=== Begin Enclosure ===

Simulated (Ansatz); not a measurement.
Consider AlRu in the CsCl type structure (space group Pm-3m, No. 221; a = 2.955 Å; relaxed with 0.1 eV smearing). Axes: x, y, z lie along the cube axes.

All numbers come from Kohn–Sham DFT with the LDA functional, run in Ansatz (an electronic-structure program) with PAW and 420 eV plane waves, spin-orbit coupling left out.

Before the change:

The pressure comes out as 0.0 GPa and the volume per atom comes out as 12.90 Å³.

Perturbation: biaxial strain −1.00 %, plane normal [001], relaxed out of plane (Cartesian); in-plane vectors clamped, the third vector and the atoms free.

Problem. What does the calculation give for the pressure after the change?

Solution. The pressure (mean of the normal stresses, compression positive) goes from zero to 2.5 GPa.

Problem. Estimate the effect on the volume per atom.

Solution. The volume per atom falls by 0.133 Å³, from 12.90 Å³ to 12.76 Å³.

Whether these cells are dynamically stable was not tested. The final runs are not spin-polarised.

=== End Enclosure ===

From the first line to the last, give the data again exactly.

Simulated (Ansatz); not a measurement.
Consider AlRu in the CsCl type structure (space group Pm-3m, No. 221; a = 2.955 Å; relaxed with 0.1 eV smearing). Axes: x, y, z lie along the cube axes.

All numbers come from Kohn–Sham DFT with the LDA functional, run in Ansatz (an electronic-structure program) with PAW and 420 eV plane waves, spin-orbit coupling left out.

Before the change:

The pressure comes out as 0.0 GPa and the volume per atom comes out as 12.90 Å³.

Perturbation: biaxial strain −1.00 %, plane normal [001], relaxed out of plane (Cartesian); in-plane vectors clamped, the third vector and the atoms free.

Problem. What does the calculation give for the pressure after the change?

Solution. The pressure (mean of the normal stresses, compression positive) goes from zero to 2.5 GPa.

Problem. Estimate the effect on the volume per atom.

Solution. The volume per atom falls by 0.133 Å³, from 12.90 Å³ to 12.76 Å³.

Whether these cells are dynamically stable was not tested. The final runs are not spin-polarised.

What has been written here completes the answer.